* _Records shown_

******************************

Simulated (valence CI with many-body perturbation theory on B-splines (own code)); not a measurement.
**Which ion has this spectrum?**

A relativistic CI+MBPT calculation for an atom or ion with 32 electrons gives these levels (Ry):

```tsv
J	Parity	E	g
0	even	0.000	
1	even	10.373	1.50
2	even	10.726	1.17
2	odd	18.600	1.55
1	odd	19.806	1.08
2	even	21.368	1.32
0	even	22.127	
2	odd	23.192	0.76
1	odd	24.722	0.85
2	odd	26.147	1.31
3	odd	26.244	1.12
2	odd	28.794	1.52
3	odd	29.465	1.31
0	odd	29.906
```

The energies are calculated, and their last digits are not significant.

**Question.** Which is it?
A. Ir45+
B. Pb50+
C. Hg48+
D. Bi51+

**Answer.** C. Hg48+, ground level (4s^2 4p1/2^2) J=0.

******************************

Please output the material above exactly as it reads.

Simulated (valence CI with many-body perturbation theory on B-splines (own code)); not a measurement.
**Which ion has this spectrum?**

A relativistic CI+MBPT calculation for an atom or ion with 32 electrons gives these levels (Ry):

```tsv
J	Parity	E	g
0	even	0.000	
1	even	10.373	1.50
2	even	10.726	1.17
2	odd	18.600	1.55
1	odd	19.806	1.08
2	even	21.368	1.32
0	even	22.127	
2	odd	23.192	0.76
1	odd	24.722	0.85
2	odd	26.147	1.31
3	odd	26.244	1.12
2	odd	28.794	1.52
3	odd	29.465	1.31
0	odd	29.906
```

The energies are calculated, and their last digits are not significant.

**Question.** Which is it?
A. Ir45+
B. Pb50+
C. Hg48+
D. Bi51+

**Answer.** C. Hg48+, ground level (4s^2 4p1/2^2) J=0.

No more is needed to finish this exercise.